══ Raw data ══

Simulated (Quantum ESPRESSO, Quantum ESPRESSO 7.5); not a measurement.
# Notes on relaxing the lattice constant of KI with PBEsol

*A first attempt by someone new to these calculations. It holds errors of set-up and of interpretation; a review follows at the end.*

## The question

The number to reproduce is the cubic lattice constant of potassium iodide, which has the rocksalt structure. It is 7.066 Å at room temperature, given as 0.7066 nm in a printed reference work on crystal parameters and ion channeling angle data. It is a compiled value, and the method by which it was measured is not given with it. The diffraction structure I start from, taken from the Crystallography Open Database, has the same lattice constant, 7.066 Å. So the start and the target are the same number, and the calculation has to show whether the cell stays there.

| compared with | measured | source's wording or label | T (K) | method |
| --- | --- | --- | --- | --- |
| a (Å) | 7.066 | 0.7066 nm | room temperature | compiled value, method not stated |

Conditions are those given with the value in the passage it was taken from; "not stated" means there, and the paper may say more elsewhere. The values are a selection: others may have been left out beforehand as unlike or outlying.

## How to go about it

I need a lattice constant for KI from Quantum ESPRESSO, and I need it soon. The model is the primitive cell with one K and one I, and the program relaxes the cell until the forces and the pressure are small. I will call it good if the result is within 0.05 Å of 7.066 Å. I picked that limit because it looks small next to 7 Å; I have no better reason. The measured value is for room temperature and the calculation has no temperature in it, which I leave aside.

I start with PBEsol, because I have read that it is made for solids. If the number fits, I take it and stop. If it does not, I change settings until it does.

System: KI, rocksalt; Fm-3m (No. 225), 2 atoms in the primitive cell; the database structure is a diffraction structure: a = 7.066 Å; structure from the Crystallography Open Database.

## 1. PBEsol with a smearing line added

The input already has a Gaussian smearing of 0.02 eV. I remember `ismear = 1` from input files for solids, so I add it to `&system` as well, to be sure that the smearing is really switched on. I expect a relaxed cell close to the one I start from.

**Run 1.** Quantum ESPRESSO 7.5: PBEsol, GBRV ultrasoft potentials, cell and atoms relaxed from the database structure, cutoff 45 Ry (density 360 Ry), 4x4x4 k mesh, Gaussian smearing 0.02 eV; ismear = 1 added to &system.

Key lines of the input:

═══

> Exercise: What is needed is every line from the beginning of the data up to and including the line with "at the end.*", given again word for word.

> Exercise solution:
Simulated (Quantum ESPRESSO, Quantum ESPRESSO 7.5); not a measurement.
# Notes on relaxing the lattice constant of KI with PBEsol

*A first attempt by someone new to these calculations. It holds errors of set-up and of interpretation; a review follows at the end.*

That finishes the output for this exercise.